*SUPPLIED MATERIAL*
• • •
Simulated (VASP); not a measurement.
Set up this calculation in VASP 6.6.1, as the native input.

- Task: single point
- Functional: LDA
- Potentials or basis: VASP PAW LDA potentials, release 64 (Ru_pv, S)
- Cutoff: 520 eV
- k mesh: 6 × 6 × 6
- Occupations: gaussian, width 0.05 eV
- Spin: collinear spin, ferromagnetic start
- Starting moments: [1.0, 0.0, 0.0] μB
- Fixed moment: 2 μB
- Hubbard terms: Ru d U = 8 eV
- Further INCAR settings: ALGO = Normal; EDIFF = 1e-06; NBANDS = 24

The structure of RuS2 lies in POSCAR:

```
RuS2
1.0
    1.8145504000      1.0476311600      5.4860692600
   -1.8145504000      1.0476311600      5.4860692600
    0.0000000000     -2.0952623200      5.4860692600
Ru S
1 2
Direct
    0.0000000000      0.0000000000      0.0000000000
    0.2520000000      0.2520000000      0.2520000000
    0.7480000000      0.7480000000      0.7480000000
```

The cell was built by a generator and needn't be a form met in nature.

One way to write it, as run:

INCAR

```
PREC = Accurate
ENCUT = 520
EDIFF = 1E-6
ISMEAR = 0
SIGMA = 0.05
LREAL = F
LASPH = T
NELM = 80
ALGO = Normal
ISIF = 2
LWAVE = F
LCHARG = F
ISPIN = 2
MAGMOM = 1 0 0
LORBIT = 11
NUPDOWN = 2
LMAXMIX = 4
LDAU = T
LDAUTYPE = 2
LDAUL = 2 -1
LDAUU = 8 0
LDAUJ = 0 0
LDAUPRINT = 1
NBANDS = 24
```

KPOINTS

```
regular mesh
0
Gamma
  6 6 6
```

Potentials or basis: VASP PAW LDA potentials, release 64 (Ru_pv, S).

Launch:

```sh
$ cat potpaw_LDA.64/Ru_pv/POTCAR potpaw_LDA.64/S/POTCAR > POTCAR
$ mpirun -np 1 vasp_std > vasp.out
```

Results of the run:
• • •

*WORK TASK*
Set down exactly the lines that begin the records and continue through the line bearing "- Starting moments: [1.0, 0.0, 0.0] μB"; include both ends.

*RESPONSE AREA*
Simulated (VASP); not a measurement.
Set up this calculation in VASP 6.6.1, as the native input.

- Task: single point
- Functional: LDA
- Potentials or basis: VASP PAW LDA potentials, release 64 (Ru_pv, S)
- Cutoff: 520 eV
- k mesh: 6 × 6 × 6
- Occupations: gaussian, width 0.05 eV
- Spin: collinear spin, ferromagnetic start
- Starting moments: [1.0, 0.0, 0.0] μB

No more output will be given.